Information:
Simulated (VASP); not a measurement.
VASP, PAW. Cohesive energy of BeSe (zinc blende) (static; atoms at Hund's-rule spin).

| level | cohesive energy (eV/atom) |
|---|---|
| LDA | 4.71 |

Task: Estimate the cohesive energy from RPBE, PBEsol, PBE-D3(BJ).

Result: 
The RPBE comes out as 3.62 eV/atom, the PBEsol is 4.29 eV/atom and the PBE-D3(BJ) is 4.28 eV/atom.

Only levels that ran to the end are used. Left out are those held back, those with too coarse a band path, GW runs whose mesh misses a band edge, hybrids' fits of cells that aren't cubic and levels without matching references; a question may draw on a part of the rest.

Work item: Return each line above exactly.

Written answer:
Simulated (VASP); not a measurement.
VASP, PAW. Cohesive energy of BeSe (zinc blende) (static; atoms at Hund's-rule spin).

| level | cohesive energy (eV/atom) |
|---|---|
| LDA | 4.71 |

Task: Estimate the cohesive energy from RPBE, PBEsol, PBE-D3(BJ).

Result: 
The RPBE comes out as 3.62 eV/atom, the PBEsol is 4.29 eV/atom and the PBE-D3(BJ) is 4.28 eV/atom.

Only levels that ran to the end are used. Left out are those held back, those with too coarse a band path, GW runs whose mesh misses a band edge, hybrids' fits of cells that aren't cubic and levels without matching references; a question may draw on a part of the rest.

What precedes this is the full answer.